/---

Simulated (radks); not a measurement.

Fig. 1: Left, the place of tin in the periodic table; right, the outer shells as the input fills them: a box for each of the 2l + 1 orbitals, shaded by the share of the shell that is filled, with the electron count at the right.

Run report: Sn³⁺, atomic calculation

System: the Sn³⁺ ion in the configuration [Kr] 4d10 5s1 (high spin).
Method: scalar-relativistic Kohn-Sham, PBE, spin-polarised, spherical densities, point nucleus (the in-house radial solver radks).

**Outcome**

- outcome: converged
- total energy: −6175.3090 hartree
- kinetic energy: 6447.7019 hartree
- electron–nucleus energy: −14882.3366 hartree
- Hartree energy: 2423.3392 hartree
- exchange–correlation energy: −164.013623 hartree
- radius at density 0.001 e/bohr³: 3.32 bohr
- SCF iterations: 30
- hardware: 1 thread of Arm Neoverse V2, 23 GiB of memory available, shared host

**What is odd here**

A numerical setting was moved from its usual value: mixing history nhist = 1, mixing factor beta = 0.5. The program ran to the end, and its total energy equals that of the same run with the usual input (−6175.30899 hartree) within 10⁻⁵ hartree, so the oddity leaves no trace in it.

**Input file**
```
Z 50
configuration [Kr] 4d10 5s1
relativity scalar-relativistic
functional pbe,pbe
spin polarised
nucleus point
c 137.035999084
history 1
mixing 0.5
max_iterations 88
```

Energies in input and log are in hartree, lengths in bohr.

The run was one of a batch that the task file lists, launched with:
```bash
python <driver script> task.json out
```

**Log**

\---

Starting at the first line of the data above, retype each line exactly until you reach the line containing "- exchange–correlation energy: −164.013623", and include that line too.

Simulated (radks); not a measurement.

Fig. 1: Left, the place of tin in the periodic table; right, the outer shells as the input fills them: a box for each of the 2l + 1 orbitals, shaded by the share of the shell that is filled, with the electron count at the right.

Run report: Sn³⁺, atomic calculation

System: the Sn³⁺ ion in the configuration [Kr] 4d10 5s1 (high spin).
Method: scalar-relativistic Kohn-Sham, PBE, spin-polarised, spherical densities, point nucleus (the in-house radial solver radks).

**Outcome**

- outcome: converged
- total energy: −6175.3090 hartree
- kinetic energy: 6447.7019 hartree
- electron–nucleus energy: −14882.3366 hartree
- Hartree energy: 2423.3392 hartree
- exchange–correlation energy: −164.013623 hartree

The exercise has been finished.